::::::::
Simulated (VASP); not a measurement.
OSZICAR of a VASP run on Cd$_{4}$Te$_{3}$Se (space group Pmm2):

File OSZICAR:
::::::::

Activity: Leave out every line after the one with "OSZICAR of a". Reproduce the material above exactly from its first line through that line.

Your response:
Simulated (VASP); not a measurement.
OSZICAR of a VASP run on Cd$_{4}$Te$_{3}$Se (space group Pmm2):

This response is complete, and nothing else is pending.